- Extracted information:
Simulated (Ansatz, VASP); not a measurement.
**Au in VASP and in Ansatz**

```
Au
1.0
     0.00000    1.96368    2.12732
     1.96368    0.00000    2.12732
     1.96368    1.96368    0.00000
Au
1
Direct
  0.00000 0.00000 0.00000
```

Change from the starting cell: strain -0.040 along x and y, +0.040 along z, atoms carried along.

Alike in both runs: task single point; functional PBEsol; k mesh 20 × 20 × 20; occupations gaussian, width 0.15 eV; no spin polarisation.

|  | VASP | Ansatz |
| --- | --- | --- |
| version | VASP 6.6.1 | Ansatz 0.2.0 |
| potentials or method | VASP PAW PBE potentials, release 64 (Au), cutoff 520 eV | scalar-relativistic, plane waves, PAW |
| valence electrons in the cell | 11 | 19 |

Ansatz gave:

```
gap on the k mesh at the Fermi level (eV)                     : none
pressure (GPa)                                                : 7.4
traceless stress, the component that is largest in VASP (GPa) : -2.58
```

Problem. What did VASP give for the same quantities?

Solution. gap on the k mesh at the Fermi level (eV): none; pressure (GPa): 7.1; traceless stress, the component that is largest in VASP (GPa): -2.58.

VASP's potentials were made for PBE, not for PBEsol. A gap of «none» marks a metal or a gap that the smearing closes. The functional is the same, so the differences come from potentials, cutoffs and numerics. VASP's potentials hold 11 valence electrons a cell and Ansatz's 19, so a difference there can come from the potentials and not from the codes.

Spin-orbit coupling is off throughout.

- Work task:
Every line from the start of the material above through the line that contains "Ansatz 0.2.0 |" must be written out exactly, with both ends included.

- Task response:
Simulated (Ansatz, VASP); not a measurement.
**Au in VASP and in Ansatz**

```
Au
1.0
     0.00000    1.96368    2.12732
     1.96368    0.00000    2.12732
     1.96368    1.96368    0.00000
Au
1
Direct
  0.00000 0.00000 0.00000
```

Change from the starting cell: strain -0.040 along x and y, +0.040 along z, atoms carried along.

Alike in both runs: task single point; functional PBEsol; k mesh 20 × 20 × 20; occupations gaussian, width 0.15 eV; no spin polarisation.

|  | VASP | Ansatz |
| --- | --- | --- |
| version | VASP 6.6.1 | Ansatz 0.2.0 |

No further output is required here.